### ACTIVITY
From the line containing "Its results: band" down to the line containing "force 0.050 eV/Å." in the records below, reproduce every line exactly, ends included, and omit all others.

### DATA SECTION
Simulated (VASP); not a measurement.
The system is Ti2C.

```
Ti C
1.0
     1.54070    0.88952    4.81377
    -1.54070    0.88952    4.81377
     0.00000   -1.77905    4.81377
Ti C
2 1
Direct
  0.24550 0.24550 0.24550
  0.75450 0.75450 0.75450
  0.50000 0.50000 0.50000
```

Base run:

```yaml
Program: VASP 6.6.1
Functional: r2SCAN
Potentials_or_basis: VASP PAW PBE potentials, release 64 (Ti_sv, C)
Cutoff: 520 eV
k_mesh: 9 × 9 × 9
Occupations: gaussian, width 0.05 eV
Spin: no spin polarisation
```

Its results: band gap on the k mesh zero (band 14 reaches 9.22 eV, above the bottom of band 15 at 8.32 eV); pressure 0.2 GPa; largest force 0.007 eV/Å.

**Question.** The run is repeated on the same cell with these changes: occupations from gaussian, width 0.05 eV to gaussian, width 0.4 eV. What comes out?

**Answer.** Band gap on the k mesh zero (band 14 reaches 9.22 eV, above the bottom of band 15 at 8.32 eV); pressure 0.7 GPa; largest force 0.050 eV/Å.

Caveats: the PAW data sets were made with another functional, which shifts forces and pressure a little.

### RESPONSE
Its results: band gap on the k mesh zero (band 14 reaches 9.22 eV, above the bottom of band 15 at 8.32 eV); pressure 0.2 GPa; largest force 0.007 eV/Å.

**Question.** The run is repeated on the same cell with these changes: occupations from gaussian, width 0.05 eV to gaussian, width 0.4 eV. What comes out?

**Answer.** Band gap on the k mesh zero (band 14 reaches 9.22 eV, above the bottom of band 15 at 8.32 eV); pressure 0.7 GPa; largest force 0.050 eV/Å.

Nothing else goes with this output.